■ **Work request**
Please copy exactly the lines from the top of the data through the line containing "A structure relaxed", and nothing else.

# # # # # # #

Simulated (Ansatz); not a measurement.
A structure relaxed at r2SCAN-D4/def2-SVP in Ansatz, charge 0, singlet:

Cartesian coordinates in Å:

# # # # # # #

■ **Task answer**
Simulated (Ansatz); not a measurement.
A structure relaxed at r2SCAN-D4/def2-SVP in Ansatz, charge 0, singlet:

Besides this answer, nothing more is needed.